EXERCISE: Return the lines from the start of the data through the line with "Geometry optimised at". Include both of those lines and no others.

····················

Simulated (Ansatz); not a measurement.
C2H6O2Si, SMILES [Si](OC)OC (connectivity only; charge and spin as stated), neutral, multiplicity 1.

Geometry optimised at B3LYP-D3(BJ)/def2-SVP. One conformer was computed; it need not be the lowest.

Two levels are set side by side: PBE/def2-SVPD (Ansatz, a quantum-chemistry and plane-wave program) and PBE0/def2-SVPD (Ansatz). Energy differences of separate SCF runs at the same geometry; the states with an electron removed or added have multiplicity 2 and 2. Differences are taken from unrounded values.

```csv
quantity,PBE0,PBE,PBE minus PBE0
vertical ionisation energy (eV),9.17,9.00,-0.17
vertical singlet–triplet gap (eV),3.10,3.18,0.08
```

····················

ANSWER SECTION:
Simulated (Ansatz); not a measurement.
C2H6O2Si, SMILES [Si](OC)OC (connectivity only; charge and spin as stated), neutral, multiplicity 1.

Geometry optimised at B3LYP-D3(BJ)/def2-SVP. One conformer was computed; it need not be the lowest.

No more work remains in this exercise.